*** Block opens ***
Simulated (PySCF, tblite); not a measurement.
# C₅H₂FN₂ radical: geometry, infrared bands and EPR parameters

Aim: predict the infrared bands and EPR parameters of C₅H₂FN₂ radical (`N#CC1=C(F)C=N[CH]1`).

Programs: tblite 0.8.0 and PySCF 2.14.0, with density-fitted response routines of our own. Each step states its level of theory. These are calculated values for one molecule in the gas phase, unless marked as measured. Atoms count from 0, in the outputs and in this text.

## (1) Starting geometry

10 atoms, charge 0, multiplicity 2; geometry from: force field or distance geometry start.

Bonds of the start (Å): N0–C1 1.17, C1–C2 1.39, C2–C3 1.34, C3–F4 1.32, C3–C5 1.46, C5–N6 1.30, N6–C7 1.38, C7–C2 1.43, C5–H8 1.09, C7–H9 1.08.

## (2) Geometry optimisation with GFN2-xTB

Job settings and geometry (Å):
*** Block closes ***

Set down, exactly as they appear above, all lines from the one that has "## (1) Starting geometry" down to the one that has "## (2) Geometry optimisation with GFN2-xTB", including those two and no others.

## (1) Starting geometry

10 atoms, charge 0, multiplicity 2; geometry from: force field or distance geometry start.

Bonds of the start (Å): N0–C1 1.17, C1–C2 1.39, C2–C3 1.34, C3–F4 1.32, C3–C5 1.46, C5–N6 1.30, N6–C7 1.38, C7–C2 1.43, C5–H8 1.09, C7–H9 1.08.

## (2) Geometry optimisation with GFN2-xTB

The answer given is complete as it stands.